*** Information supplied Section Begins ***

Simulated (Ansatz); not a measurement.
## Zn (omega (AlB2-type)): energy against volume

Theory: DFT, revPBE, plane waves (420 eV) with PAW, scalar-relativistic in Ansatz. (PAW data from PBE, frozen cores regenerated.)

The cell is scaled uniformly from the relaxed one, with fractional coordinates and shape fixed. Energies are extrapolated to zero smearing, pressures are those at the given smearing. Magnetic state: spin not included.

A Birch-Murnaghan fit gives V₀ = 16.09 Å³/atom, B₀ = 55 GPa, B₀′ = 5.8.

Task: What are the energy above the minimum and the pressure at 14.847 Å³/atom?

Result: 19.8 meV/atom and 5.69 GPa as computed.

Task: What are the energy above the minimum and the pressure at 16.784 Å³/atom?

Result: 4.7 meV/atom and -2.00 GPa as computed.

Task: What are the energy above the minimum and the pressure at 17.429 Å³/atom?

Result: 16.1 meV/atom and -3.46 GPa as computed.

*** Information supplied Section Ends ***

### [Assignment]
Taking the listing above as the source, transcribe only the lines starting at the line with "Result: 4.7 meV/atom" and going through the line with "at 17.429 Å³/atom?", unaltered and with both ends included.

### [Written answer]
Result: 4.7 meV/atom and -2.00 GPa as computed.

Task: What are the energy above the minimum and the pressure at 17.429 Å³/atom?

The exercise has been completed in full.